#### Task item:
Give an exact copy of the lines from the beginning of the listing below to the "A first try" line, inclusive.

==*==
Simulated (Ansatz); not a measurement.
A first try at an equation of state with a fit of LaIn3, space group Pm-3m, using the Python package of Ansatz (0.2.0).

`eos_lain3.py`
==*==

#### Worked solution:
Simulated (Ansatz); not a measurement.
A first try at an equation of state with a fit of LaIn3, space group Pm-3m, using the Python package of Ansatz (0.2.0).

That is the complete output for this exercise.